Dataset>
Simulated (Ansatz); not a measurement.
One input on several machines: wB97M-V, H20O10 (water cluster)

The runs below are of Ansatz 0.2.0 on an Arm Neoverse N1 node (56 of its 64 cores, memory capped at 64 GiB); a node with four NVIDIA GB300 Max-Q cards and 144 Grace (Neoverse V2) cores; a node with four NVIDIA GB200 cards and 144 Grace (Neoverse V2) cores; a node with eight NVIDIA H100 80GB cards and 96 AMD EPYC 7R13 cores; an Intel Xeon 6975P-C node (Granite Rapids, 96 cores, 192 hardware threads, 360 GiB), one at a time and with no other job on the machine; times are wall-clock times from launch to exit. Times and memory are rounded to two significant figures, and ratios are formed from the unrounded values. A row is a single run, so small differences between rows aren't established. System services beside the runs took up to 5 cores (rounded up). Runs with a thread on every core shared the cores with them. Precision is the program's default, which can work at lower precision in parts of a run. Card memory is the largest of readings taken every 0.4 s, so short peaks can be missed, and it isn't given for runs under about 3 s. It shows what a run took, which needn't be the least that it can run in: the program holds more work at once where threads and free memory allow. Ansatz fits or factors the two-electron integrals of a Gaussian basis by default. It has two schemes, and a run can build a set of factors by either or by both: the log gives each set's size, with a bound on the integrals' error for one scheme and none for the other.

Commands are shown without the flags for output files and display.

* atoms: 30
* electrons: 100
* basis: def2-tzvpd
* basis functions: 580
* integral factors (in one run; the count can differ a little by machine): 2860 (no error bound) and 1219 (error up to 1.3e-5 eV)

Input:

Activity>
What should be returned is the run of lines from the first line of the material through the line containing "One input on", exact and inclusive, and nothing else.

Response area>
Simulated (Ansatz); not a measurement.
One input on several machines: wB97M-V, H20O10 (water cluster)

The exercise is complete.